## [Action item]
Reproduce exactly the lines from the top of the records below through the line holding "(eV) | remarks |".

Extracted material below:
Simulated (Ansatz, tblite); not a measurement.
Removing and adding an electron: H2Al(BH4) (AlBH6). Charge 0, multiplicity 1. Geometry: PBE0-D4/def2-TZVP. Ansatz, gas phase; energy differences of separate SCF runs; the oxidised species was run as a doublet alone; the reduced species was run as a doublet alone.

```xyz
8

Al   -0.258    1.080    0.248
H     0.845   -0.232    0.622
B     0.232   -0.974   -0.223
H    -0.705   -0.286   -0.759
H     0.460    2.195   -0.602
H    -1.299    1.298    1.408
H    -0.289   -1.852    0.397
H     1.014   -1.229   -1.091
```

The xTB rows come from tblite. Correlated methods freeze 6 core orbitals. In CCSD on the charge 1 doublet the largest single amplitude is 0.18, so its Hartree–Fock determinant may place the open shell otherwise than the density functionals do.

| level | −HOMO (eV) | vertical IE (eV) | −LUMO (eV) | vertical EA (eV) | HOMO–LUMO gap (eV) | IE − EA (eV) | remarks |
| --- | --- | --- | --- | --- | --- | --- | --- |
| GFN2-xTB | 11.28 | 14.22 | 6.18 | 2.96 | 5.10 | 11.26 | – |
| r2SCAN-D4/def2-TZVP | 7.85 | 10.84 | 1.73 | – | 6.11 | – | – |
End of Extracted material.

## [Task output]
Simulated (Ansatz, tblite); not a measurement.
Removing and adding an electron: H2Al(BH4) (AlBH6). Charge 0, multiplicity 1. Geometry: PBE0-D4/def2-TZVP. Ansatz, gas phase; energy differences of separate SCF runs; the oxidised species was run as a doublet alone; the reduced species was run as a doublet alone.

```xyz
8

Al   -0.258    1.080    0.248
H     0.845   -0.232    0.622
B     0.232   -0.974   -0.223
H    -0.705   -0.286   -0.759
H     0.460    2.195   -0.602
H    -1.299    1.298    1.408
H    -0.289   -1.852    0.397
H     1.014   -1.229   -1.091
```

The xTB rows come from tblite. Correlated methods freeze 6 core orbitals. In CCSD on the charge 1 doublet the largest single amplitude is 0.18, so its Hartree–Fock determinant may place the open shell otherwise than the density functionals do.

| level | −HOMO (eV) | vertical IE (eV) | −LUMO (eV) | vertical EA (eV) | HOMO–LUMO gap (eV) | IE − EA (eV) | remarks |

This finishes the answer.